Dataset:
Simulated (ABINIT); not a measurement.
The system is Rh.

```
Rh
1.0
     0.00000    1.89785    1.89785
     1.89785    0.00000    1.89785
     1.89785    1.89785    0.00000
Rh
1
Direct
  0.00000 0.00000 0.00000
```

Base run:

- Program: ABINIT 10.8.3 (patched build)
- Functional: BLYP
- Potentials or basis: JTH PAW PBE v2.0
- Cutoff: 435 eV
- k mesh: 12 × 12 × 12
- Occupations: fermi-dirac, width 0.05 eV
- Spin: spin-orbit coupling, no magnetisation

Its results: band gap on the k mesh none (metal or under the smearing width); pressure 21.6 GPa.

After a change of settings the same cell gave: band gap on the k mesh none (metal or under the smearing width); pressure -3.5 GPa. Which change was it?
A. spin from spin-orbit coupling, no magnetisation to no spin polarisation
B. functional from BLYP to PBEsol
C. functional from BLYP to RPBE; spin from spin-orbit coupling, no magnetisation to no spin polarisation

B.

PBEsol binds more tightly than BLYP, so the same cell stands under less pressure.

Activity:
Restate the entries above word for word, beginning with their first line and ending with the line holding "- Occupations: fermi-dirac, width 0.05 eV"; omit everything else.

Exercise answer:
Simulated (ABINIT); not a measurement.
The system is Rh.

```
Rh
1.0
     0.00000    1.89785    1.89785
     1.89785    0.00000    1.89785
     1.89785    1.89785    0.00000
Rh
1
Direct
  0.00000 0.00000 0.00000
```

Base run:

- Program: ABINIT 10.8.3 (patched build)
- Functional: BLYP
- Potentials or basis: JTH PAW PBE v2.0
- Cutoff: 435 eV
- k mesh: 12 × 12 × 12
- Occupations: fermi-dirac, width 0.05 eV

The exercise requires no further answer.